**Work item**
In the records below, find the line holding "GPAW 26.7.0; GPAW, PAW" and the line holding "The same geometry". Set down both, with every line between them, exactly.

* * * * *

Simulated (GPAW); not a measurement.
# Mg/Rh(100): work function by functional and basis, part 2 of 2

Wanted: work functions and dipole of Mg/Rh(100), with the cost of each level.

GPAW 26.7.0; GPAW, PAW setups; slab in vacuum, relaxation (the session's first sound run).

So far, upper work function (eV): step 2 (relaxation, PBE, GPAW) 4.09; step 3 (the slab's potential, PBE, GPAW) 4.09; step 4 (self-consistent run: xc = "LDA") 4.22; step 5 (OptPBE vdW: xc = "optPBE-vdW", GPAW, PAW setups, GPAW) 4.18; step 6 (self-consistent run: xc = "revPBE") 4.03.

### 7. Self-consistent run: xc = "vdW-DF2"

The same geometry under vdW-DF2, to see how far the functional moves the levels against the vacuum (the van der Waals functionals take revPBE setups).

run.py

* * * * *

**Task result**
GPAW 26.7.0; GPAW, PAW setups; slab in vacuum, relaxation (the session's first sound run).

So far, upper work function (eV): step 2 (relaxation, PBE, GPAW) 4.09; step 3 (the slab's potential, PBE, GPAW) 4.09; step 4 (self-consistent run: xc = "LDA") 4.22; step 5 (OptPBE vdW: xc = "optPBE-vdW", GPAW, PAW setups, GPAW) 4.18; step 6 (self-consistent run: xc = "revPBE") 4.03.

### 7. Self-consistent run: xc = "vdW-DF2"

The same geometry under vdW-DF2, to see how far the functional moves the levels against the vacuum (the van der Waals functionals take revPBE setups).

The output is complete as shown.